Activity
Output the listing below verbatim.

Dataset records
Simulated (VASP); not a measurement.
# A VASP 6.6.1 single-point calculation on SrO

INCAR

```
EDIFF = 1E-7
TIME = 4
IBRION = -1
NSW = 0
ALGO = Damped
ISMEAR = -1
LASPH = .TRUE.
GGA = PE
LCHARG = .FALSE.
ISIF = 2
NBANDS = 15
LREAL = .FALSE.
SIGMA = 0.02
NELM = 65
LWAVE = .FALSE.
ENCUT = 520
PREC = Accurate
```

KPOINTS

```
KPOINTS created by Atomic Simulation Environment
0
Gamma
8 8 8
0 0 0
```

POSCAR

Result
Simulated (VASP); not a measurement.
# A VASP 6.6.1 single-point calculation on SrO

INCAR

```
EDIFF = 1E-7
TIME = 4
IBRION = -1
NSW = 0
ALGO = Damped
ISMEAR = -1
LASPH = .TRUE.
GGA = PE
LCHARG = .FALSE.
ISIF = 2
NBANDS = 15
LREAL = .FALSE.
SIGMA = 0.02
NELM = 65
LWAVE = .FALSE.
ENCUT = 520
PREC = Accurate
```

KPOINTS

```
KPOINTS created by Atomic Simulation Environment
0
Gamma
8 8 8
0 0 0
```

POSCAR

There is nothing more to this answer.